Activity: In the material below, find the line containing "Core potentials replace" and the line containing "Q: What do the ELF domains correspond to?", then reproduce exactly both of them and every line between, and nothing else.

Information shown section start

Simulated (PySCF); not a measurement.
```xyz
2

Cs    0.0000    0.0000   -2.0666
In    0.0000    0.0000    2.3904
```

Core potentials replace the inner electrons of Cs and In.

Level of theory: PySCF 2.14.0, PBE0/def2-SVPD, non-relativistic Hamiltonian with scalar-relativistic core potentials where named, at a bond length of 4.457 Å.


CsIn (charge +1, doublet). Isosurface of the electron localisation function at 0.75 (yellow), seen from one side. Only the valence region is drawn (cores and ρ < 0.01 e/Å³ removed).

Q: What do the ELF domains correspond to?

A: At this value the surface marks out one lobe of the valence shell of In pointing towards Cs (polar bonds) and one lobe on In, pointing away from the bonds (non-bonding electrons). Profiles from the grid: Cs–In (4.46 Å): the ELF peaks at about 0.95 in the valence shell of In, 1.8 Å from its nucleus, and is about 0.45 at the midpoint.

Information shown section end

Answer box:
Core potentials replace the inner electrons of Cs and In.

Level of theory: PySCF 2.14.0, PBE0/def2-SVPD, non-relativistic Hamiltonian with scalar-relativistic core potentials where named, at a bond length of 4.457 Å.


CsIn (charge +1, doublet). Isosurface of the electron localisation function at 0.75 (yellow), seen from one side. Only the valence region is drawn (cores and ρ < 0.01 e/Å³ removed).

Q: What do the ELF domains correspond to?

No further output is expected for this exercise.